■ Provided information:
────────────────────────────────────────
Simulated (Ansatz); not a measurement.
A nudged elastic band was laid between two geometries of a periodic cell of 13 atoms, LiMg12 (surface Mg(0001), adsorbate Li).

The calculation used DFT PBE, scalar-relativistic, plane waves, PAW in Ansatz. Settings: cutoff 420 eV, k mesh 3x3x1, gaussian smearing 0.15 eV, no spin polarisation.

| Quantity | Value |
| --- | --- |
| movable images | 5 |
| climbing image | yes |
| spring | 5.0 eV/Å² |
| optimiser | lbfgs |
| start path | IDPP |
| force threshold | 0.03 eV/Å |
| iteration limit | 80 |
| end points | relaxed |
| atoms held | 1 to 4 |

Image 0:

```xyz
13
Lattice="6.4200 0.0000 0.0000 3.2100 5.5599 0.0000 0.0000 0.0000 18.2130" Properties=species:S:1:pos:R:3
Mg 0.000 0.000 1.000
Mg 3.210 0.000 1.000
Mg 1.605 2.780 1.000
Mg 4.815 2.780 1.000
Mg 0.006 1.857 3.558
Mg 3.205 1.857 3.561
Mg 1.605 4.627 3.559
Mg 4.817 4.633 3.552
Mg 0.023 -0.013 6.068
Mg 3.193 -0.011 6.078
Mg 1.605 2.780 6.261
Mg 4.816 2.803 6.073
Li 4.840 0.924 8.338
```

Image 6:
────────────────────────────────────────

■ Task item: Give back all the data exactly as it was written.

■ Solution:
Simulated (Ansatz); not a measurement.
A nudged elastic band was laid between two geometries of a periodic cell of 13 atoms, LiMg12 (surface Mg(0001), adsorbate Li).

The calculation used DFT PBE, scalar-relativistic, plane waves, PAW in Ansatz. Settings: cutoff 420 eV, k mesh 3x3x1, gaussian smearing 0.15 eV, no spin polarisation.

| Quantity | Value |
| --- | --- |
| movable images | 5 |
| climbing image | yes |
| spring | 5.0 eV/Å² |
| optimiser | lbfgs |
| start path | IDPP |
| force threshold | 0.03 eV/Å |
| iteration limit | 80 |
| end points | relaxed |
| atoms held | 1 to 4 |

Image 0:

```xyz
13
Lattice="6.4200 0.0000 0.0000 3.2100 5.5599 0.0000 0.0000 0.0000 18.2130" Properties=species:S:1:pos:R:3
Mg 0.000 0.000 1.000
Mg 3.210 0.000 1.000
Mg 1.605 2.780 1.000
Mg 4.815 2.780 1.000
Mg 0.006 1.857 3.558
Mg 3.205 1.857 3.561
Mg 1.605 4.627 3.559
Mg 4.817 4.633 3.552
Mg 0.023 -0.013 6.068
Mg 3.193 -0.011 6.078
Mg 1.605 2.780 6.261
Mg 4.816 2.803 6.073
Li 4.840 0.924 8.338
```

Image 6:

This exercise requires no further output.